====
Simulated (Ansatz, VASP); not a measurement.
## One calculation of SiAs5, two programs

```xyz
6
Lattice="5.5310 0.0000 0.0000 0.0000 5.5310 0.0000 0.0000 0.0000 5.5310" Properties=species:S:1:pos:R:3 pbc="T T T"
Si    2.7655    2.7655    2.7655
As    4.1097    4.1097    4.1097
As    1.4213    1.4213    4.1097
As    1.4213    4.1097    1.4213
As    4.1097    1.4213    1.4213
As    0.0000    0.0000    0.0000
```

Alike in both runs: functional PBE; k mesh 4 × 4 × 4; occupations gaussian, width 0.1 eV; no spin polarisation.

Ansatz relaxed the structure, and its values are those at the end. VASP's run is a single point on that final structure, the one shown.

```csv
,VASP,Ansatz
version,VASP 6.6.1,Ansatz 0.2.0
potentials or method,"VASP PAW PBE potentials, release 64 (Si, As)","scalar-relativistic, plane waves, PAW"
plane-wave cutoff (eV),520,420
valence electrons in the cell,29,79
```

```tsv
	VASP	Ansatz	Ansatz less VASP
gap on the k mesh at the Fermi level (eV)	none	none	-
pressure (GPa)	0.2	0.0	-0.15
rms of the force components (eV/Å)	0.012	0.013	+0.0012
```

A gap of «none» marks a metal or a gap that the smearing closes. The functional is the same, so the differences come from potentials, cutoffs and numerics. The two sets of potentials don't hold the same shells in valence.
====

— Work task —
The expected output is the complete data, repeated exactly.

— Result —
Simulated (Ansatz, VASP); not a measurement.
## One calculation of SiAs5, two programs

```xyz
6
Lattice="5.5310 0.0000 0.0000 0.0000 5.5310 0.0000 0.0000 0.0000 5.5310" Properties=species:S:1:pos:R:3 pbc="T T T"
Si    2.7655    2.7655    2.7655
As    4.1097    4.1097    4.1097
As    1.4213    1.4213    4.1097
As    1.4213    4.1097    1.4213
As    4.1097    1.4213    1.4213
As    0.0000    0.0000    0.0000
```

Alike in both runs: functional PBE; k mesh 4 × 4 × 4; occupations gaussian, width 0.1 eV; no spin polarisation.

Ansatz relaxed the structure, and its values are those at the end. VASP's run is a single point on that final structure, the one shown.

```csv
,VASP,Ansatz
version,VASP 6.6.1,Ansatz 0.2.0
potentials or method,"VASP PAW PBE potentials, release 64 (Si, As)","scalar-relativistic, plane waves, PAW"
plane-wave cutoff (eV),520,420
valence electrons in the cell,29,79
```

```tsv
	VASP	Ansatz	Ansatz less VASP
gap on the k mesh at the Fermi level (eV)	none	none	-
pressure (GPa)	0.2	0.0	-0.15
rms of the force components (eV/Å)	0.012	0.013	+0.0012
```

A gap of «none» marks a metal or a gap that the smearing closes. The functional is the same, so the differences come from potentials, cutoffs and numerics. The two sets of potentials don't hold the same shells in valence.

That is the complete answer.